• [Required action]: Only the lines below between the ones containing "unit | meaning |" and "of the tail |", inclusive, are to be reproduced, each exactly as it stands.

----------------------------------------
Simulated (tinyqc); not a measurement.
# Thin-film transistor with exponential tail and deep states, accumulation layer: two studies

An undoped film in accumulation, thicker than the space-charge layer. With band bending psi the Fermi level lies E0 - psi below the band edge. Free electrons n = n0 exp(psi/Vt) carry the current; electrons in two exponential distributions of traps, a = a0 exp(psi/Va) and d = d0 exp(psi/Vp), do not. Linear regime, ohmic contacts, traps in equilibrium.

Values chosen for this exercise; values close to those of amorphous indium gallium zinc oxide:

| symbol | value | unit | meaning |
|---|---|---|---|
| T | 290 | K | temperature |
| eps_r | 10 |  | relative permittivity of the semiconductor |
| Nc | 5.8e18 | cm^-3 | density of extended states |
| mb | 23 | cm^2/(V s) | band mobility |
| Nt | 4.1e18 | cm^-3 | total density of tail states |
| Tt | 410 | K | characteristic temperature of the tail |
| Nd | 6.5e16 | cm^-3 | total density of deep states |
----------------------------------------

• [Task response]:
| symbol | value | unit | meaning |
|---|---|---|---|
| T | 290 | K | temperature |
| eps_r | 10 |  | relative permittivity of the semiconductor |
| Nc | 5.8e18 | cm^-3 | density of extended states |
| mb | 23 | cm^2/(V s) | band mobility |
| Nt | 4.1e18 | cm^-3 | total density of tail states |
| Tt | 410 | K | characteristic temperature of the tail |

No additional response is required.